--- START ---

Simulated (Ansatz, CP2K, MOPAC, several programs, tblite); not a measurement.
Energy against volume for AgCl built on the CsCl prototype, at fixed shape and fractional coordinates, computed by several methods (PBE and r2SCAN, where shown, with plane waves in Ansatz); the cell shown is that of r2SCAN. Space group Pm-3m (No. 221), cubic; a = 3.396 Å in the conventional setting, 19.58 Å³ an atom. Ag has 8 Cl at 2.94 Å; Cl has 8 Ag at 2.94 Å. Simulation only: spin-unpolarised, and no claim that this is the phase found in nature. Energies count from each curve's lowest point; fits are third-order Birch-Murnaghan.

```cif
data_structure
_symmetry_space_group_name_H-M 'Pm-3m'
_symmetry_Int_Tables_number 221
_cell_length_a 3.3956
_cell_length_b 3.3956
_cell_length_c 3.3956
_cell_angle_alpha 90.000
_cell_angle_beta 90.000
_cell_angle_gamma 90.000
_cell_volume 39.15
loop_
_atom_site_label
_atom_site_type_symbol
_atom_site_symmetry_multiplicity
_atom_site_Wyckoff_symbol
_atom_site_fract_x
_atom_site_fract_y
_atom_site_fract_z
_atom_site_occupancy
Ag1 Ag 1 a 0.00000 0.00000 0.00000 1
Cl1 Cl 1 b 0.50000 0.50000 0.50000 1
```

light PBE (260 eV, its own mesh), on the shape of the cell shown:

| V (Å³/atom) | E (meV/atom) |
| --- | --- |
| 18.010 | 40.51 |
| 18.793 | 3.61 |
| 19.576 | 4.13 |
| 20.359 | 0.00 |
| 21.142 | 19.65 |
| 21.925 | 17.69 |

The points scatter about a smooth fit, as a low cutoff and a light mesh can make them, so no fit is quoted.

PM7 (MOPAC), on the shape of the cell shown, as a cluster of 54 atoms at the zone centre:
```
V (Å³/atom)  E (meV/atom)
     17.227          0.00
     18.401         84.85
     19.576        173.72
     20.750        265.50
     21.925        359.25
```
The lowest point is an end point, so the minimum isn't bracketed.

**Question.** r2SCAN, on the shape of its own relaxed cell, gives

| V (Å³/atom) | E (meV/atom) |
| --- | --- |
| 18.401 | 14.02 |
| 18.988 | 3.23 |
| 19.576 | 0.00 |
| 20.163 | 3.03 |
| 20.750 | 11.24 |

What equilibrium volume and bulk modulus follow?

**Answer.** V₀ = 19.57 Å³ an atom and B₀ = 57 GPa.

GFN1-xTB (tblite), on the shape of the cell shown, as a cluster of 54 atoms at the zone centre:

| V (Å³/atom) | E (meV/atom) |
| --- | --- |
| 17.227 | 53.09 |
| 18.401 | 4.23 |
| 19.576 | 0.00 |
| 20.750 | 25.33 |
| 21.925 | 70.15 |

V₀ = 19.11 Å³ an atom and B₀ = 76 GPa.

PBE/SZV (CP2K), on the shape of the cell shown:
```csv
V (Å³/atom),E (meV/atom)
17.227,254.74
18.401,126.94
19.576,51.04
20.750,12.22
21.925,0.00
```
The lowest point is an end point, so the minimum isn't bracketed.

--- END ---

WORK ITEM: Print, without alteration, only the lines above between the one holding "20.359 | 0.00 |" and the one holding "21.925 | 70.15 |", inclusive.

RESPONSE:
| 20.359 | 0.00 |
| 21.142 | 19.65 |
| 21.925 | 17.69 |

The points scatter about a smooth fit, as a low cutoff and a light mesh can make them, so no fit is quoted.

PM7 (MOPAC), on the shape of the cell shown, as a cluster of 54 atoms at the zone centre:
```
V (Å³/atom)  E (meV/atom)
     17.227          0.00
     18.401         84.85
     19.576        173.72
     20.750        265.50
     21.925        359.25
```
The lowest point is an end point, so the minimum isn't bracketed.

**Question.** r2SCAN, on the shape of its own relaxed cell, gives

| V (Å³/atom) | E (meV/atom) |
| --- | --- |
| 18.401 | 14.02 |
| 18.988 | 3.23 |
| 19.576 | 0.00 |
| 20.163 | 3.03 |
| 20.750 | 11.24 |

What equilibrium volume and bulk modulus follow?

**Answer.** V₀ = 19.57 Å³ an atom and B₀ = 57 GPa.

GFN1-xTB (tblite), on the shape of the cell shown, as a cluster of 54 atoms at the zone centre:

| V (Å³/atom) | E (meV/atom) |
| --- | --- |
| 17.227 | 53.09 |
| 18.401 | 4.23 |
| 19.576 | 0.00 |
| 20.750 | 25.33 |
| 21.925 | 70.15 |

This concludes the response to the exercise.